------------------------------------------------------------------------

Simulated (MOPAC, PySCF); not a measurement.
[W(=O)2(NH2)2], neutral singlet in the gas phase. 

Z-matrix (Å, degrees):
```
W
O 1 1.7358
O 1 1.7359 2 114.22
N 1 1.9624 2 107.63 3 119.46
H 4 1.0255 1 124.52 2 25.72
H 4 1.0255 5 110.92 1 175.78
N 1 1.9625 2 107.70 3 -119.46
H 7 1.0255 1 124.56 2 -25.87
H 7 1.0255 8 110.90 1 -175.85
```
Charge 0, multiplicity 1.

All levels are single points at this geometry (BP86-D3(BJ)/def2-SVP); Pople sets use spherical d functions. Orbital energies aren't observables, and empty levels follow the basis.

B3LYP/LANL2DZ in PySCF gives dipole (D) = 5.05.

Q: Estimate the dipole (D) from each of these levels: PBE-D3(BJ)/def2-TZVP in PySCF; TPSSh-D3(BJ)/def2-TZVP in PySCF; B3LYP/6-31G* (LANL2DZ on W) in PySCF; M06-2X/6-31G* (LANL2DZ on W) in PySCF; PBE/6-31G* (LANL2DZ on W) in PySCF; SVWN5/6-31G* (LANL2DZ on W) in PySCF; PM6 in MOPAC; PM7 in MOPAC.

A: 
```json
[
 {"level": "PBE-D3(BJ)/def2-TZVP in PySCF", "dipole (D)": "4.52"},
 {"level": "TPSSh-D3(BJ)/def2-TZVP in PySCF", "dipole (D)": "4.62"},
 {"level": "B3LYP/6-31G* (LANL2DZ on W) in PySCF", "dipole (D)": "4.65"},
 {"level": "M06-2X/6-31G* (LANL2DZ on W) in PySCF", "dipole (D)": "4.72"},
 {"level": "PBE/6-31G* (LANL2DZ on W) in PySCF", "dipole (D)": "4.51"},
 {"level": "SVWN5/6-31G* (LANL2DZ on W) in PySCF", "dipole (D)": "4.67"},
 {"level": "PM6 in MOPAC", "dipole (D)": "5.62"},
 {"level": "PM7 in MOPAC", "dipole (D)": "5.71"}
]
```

------------------------------------------------------------------------

- [Assignment]: The output must consist solely of the lines from the first line of the records through the line containing "Charge 0, multiplicity 1.", reproduced exactly.

- [Expected answer]:
Simulated (MOPAC, PySCF); not a measurement.
[W(=O)2(NH2)2], neutral singlet in the gas phase. 

Z-matrix (Å, degrees):
```
W
O 1 1.7358
O 1 1.7359 2 114.22
N 1 1.9624 2 107.63 3 119.46
H 4 1.0255 1 124.52 2 25.72
H 4 1.0255 5 110.92 1 175.78
N 1 1.9625 2 107.70 3 -119.46
H 7 1.0255 1 124.56 2 -25.87
H 7 1.0255 8 110.90 1 -175.85
```
Charge 0, multiplicity 1.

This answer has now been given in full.